--- Assigned task ---
Everything in the listing below should be repeated exactly.

═══
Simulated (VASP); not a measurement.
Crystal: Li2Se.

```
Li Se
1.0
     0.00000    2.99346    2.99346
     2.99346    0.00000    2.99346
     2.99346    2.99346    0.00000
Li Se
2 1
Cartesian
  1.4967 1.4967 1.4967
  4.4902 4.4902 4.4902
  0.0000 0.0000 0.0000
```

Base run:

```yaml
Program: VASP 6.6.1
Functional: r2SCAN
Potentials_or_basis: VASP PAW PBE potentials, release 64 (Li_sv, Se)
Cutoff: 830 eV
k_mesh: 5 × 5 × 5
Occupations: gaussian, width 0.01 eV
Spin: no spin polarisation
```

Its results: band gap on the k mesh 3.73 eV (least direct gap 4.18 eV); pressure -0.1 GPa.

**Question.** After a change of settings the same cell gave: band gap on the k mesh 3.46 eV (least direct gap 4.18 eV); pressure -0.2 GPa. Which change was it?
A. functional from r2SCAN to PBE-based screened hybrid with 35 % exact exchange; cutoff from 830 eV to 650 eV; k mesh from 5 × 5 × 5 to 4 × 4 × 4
═══

--- Worked solution ---
Simulated (VASP); not a measurement.
Crystal: Li2Se.

```
Li Se
1.0
     0.00000    2.99346    2.99346
     2.99346    0.00000    2.99346
     2.99346    2.99346    0.00000
Li Se
2 1
Cartesian
  1.4967 1.4967 1.4967
  4.4902 4.4902 4.4902
  0.0000 0.0000 0.0000
```

Base run:

```yaml
Program: VASP 6.6.1
Functional: r2SCAN
Potentials_or_basis: VASP PAW PBE potentials, release 64 (Li_sv, Se)
Cutoff: 830 eV
k_mesh: 5 × 5 × 5
Occupations: gaussian, width 0.01 eV
Spin: no spin polarisation
```

Its results: band gap on the k mesh 3.73 eV (least direct gap 4.18 eV); pressure -0.1 GPa.

**Question.** After a change of settings the same cell gave: band gap on the k mesh 3.46 eV (least direct gap 4.18 eV); pressure -0.2 GPa. Which change was it?
A. functional from r2SCAN to PBE-based screened hybrid with 35 % exact exchange; cutoff from 830 eV to 650 eV; k mesh from 5 × 5 × 5 to 4 × 4 × 4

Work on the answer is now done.